● ASSIGNMENT
Print out the records below with nothing altered.

● DATA EXTRACTS
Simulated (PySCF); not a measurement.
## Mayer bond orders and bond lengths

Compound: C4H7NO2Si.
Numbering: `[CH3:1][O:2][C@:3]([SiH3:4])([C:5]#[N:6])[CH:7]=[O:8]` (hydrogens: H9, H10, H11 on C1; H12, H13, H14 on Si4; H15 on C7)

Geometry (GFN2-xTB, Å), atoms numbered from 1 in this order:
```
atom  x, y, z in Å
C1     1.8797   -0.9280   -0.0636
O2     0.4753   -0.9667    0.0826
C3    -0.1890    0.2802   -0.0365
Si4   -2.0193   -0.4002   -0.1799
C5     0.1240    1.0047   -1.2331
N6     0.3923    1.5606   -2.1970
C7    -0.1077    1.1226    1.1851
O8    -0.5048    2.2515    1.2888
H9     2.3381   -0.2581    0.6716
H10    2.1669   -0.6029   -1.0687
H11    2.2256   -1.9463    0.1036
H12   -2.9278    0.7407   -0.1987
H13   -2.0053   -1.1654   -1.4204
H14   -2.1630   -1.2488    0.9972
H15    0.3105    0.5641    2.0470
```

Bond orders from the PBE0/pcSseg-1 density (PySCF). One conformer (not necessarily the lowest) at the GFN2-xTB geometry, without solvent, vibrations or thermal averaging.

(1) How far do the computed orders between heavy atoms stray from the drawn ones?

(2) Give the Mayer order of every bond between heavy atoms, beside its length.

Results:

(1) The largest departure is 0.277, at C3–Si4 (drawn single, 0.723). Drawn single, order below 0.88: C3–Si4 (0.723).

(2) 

● EXERCISE OUTPUT
Simulated (PySCF); not a measurement.
## Mayer bond orders and bond lengths

Compound: C4H7NO2Si.
Numbering: `[CH3:1][O:2][C@:3]([SiH3:4])([C:5]#[N:6])[CH:7]=[O:8]` (hydrogens: H9, H10, H11 on C1; H12, H13, H14 on Si4; H15 on C7)

Geometry (GFN2-xTB, Å), atoms numbered from 1 in this order:
```
atom  x, y, z in Å
C1     1.8797   -0.9280   -0.0636
O2     0.4753   -0.9667    0.0826
C3    -0.1890    0.2802   -0.0365
Si4   -2.0193   -0.4002   -0.1799
C5     0.1240    1.0047   -1.2331
N6     0.3923    1.5606   -2.1970
C7    -0.1077    1.1226    1.1851
O8    -0.5048    2.2515    1.2888
H9     2.3381   -0.2581    0.6716
H10    2.1669   -0.6029   -1.0687
H11    2.2256   -1.9463    0.1036
H12   -2.9278    0.7407   -0.1987
H13   -2.0053   -1.1654   -1.4204
H14   -2.1630   -1.2488    0.9972
H15    0.3105    0.5641    2.0470
```

Bond orders from the PBE0/pcSseg-1 density (PySCF). One conformer (not necessarily the lowest) at the GFN2-xTB geometry, without solvent, vibrations or thermal averaging.

(1) How far do the computed orders between heavy atoms stray from the drawn ones?

(2) Give the Mayer order of every bond between heavy atoms, beside its length.

Results:

(1) The largest departure is 0.277, at C3–Si4 (drawn single, 0.723). Drawn single, order below 0.88: C3–Si4 (0.723).

(2) 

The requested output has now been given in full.